**WORK INSTRUCTION**
The listing below contains a span that opens with the line containing "- mf.damp = 0.7, mf.diis_start_cycle = 8" and closes with the line containing "- mf.init_guess = mod_huckel". Return that span exactly.

------------------------------

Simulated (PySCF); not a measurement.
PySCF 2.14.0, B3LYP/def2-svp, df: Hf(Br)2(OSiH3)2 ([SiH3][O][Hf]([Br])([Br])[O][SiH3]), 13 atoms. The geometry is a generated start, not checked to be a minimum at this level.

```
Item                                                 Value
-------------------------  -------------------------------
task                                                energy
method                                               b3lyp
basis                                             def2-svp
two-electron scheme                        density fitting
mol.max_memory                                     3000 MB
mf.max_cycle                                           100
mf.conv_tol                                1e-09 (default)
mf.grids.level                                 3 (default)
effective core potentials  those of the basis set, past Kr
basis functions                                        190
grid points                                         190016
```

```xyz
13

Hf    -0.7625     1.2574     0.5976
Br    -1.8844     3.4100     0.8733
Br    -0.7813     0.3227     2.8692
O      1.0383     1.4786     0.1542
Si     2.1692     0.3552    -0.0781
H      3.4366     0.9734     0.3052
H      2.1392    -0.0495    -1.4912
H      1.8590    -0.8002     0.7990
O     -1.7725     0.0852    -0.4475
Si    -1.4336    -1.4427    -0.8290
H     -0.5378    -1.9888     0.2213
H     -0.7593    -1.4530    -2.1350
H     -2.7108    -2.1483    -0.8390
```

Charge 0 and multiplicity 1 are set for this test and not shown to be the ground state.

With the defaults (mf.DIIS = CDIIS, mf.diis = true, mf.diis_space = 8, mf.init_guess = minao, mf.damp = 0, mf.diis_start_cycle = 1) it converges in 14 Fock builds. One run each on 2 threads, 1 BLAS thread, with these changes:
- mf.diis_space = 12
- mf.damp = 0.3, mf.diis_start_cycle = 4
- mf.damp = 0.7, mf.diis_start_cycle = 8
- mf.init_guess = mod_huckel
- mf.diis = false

------------------------------

**WRITTEN ANSWER**
- mf.damp = 0.7, mf.diis_start_cycle = 8
- mf.init_guess = mod_huckel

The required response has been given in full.